ASSIGNMENT
Print the lines that run from the line with "Cell: an entry" to the line with "Sites (sets of", keeping both end lines, exactly as they appear in the entries below, and nothing else.

·····

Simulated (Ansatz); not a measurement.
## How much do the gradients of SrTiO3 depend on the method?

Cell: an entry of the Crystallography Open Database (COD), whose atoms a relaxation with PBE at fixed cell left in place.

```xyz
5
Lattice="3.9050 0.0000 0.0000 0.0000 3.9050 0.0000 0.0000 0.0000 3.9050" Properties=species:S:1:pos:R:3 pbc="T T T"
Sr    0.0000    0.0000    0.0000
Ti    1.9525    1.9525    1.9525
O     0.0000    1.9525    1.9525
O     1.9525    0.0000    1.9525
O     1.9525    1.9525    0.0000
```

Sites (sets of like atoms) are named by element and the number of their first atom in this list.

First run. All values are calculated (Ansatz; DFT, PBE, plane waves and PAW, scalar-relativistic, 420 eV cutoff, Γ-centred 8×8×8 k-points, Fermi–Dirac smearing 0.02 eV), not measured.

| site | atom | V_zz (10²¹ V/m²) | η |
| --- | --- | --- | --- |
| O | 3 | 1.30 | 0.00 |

·····

EXPECTED ANSWER
Cell: an entry of the Crystallography Open Database (COD), whose atoms a relaxation with PBE at fixed cell left in place.

```xyz
5
Lattice="3.9050 0.0000 0.0000 0.0000 3.9050 0.0000 0.0000 0.0000 3.9050" Properties=species:S:1:pos:R:3 pbc="T T T"
Sr    0.0000    0.0000    0.0000
Ti    1.9525    1.9525    1.9525
O     0.0000    1.9525    1.9525
O     1.9525    0.0000    1.9525
O     1.9525    1.9525    0.0000
```

Sites (sets of like atoms) are named by element and the number of their first atom in this list.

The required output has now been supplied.